> Material provided:
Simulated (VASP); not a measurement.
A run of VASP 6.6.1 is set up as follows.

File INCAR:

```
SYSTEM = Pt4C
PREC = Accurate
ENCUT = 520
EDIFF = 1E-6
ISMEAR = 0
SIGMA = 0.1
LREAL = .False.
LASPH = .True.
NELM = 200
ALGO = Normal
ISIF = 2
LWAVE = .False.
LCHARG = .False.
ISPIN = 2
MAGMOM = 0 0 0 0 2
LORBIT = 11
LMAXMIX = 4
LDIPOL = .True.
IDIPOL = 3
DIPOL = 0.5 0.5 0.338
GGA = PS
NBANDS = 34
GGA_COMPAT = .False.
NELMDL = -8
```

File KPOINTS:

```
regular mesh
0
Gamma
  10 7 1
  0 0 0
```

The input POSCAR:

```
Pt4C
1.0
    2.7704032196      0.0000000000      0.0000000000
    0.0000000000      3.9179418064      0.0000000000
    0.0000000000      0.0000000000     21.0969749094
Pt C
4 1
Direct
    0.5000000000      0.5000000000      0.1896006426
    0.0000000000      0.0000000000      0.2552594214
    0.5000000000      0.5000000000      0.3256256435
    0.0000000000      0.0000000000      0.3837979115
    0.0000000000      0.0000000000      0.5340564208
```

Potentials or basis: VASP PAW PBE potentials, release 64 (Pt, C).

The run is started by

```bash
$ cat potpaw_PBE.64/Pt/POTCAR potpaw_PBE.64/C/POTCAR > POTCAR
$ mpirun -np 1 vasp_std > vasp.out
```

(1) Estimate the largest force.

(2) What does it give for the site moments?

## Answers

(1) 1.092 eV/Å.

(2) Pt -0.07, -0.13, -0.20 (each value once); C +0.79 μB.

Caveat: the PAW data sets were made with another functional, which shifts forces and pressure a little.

> Assigned task:
Return, please, the lines of the data from the first through the line containing "(2) Pt -0.07, -0.13, -0.20", both kept, exactly as they stand and nothing more.

> Your solution:
Simulated (VASP); not a measurement.
A run of VASP 6.6.1 is set up as follows.

File INCAR:

```
SYSTEM = Pt4C
PREC = Accurate
ENCUT = 520
EDIFF = 1E-6
ISMEAR = 0
SIGMA = 0.1
LREAL = .False.
LASPH = .True.
NELM = 200
ALGO = Normal
ISIF = 2
LWAVE = .False.
LCHARG = .False.
ISPIN = 2
MAGMOM = 0 0 0 0 2
LORBIT = 11
LMAXMIX = 4
LDIPOL = .True.
IDIPOL = 3
DIPOL = 0.5 0.5 0.338
GGA = PS
NBANDS = 34
GGA_COMPAT = .False.
NELMDL = -8
```

File KPOINTS:

```
regular mesh
0
Gamma
  10 7 1
  0 0 0
```

The input POSCAR:

```
Pt4C
1.0
    2.7704032196      0.0000000000      0.0000000000
    0.0000000000      3.9179418064      0.0000000000
    0.0000000000      0.0000000000     21.0969749094
Pt C
4 1
Direct
    0.5000000000      0.5000000000      0.1896006426
    0.0000000000      0.0000000000      0.2552594214
    0.5000000000      0.5000000000      0.3256256435
    0.0000000000      0.0000000000      0.3837979115
    0.0000000000      0.0000000000      0.5340564208
```

Potentials or basis: VASP PAW PBE potentials, release 64 (Pt, C).

The run is started by

```bash
$ cat potpaw_PBE.64/Pt/POTCAR potpaw_PBE.64/C/POTCAR > POTCAR
$ mpirun -np 1 vasp_std > vasp.out
```

(1) Estimate the largest force.

(2) What does it give for the site moments?

## Answers

(1) 1.092 eV/Å.

(2) Pt -0.07, -0.13, -0.20 (each value once); C +0.79 μB.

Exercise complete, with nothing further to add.